======== Information supplied ========

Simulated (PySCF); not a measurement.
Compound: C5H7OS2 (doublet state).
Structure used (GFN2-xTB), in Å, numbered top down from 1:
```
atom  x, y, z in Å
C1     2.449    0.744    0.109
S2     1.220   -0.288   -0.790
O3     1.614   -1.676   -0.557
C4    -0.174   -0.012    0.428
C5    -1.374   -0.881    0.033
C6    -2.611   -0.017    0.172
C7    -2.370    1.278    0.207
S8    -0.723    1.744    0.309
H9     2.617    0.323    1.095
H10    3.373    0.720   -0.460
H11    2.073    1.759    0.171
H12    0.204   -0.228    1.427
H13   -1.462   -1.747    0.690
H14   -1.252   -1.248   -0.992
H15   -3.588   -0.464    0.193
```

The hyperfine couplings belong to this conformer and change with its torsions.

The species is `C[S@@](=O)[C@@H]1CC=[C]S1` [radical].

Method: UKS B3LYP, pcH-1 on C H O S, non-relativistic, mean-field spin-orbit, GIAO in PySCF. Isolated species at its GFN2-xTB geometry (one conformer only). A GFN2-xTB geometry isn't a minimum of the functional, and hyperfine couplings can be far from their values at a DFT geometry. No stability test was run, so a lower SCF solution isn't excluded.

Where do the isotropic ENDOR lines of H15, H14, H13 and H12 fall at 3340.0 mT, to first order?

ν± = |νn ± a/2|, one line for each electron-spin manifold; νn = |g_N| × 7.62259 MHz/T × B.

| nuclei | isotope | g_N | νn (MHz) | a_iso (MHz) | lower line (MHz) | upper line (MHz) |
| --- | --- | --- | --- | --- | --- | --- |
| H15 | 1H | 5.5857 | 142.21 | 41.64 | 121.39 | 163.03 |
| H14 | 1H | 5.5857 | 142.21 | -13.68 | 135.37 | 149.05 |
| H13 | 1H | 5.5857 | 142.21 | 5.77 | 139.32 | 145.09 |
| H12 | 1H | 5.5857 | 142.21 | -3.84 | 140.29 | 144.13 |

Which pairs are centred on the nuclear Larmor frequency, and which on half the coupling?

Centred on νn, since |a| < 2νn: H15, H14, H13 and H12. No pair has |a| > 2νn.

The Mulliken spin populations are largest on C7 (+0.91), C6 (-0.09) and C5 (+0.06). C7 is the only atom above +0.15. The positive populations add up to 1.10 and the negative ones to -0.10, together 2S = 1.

========

Work order: From the listing above, output exactly the run of lines that starts with the line containing "ν± = |νn ± a/2|, one" and ends with the line containing "Centred on νn, since".

Exercise response:
ν± = |νn ± a/2|, one line for each electron-spin manifold; νn = |g_N| × 7.62259 MHz/T × B.

| nuclei | isotope | g_N | νn (MHz) | a_iso (MHz) | lower line (MHz) | upper line (MHz) |
| --- | --- | --- | --- | --- | --- | --- |
| H15 | 1H | 5.5857 | 142.21 | 41.64 | 121.39 | 163.03 |
| H14 | 1H | 5.5857 | 142.21 | -13.68 | 135.37 | 149.05 |
| H13 | 1H | 5.5857 | 142.21 | 5.77 | 139.32 | 145.09 |
| H12 | 1H | 5.5857 | 142.21 | -3.84 | 140.29 | 144.13 |

Which pairs are centred on the nuclear Larmor frequency, and which on half the coupling?

Centred on νn, since |a| < 2νn: H15, H14, H13 and H12. No pair has |a| > 2νn.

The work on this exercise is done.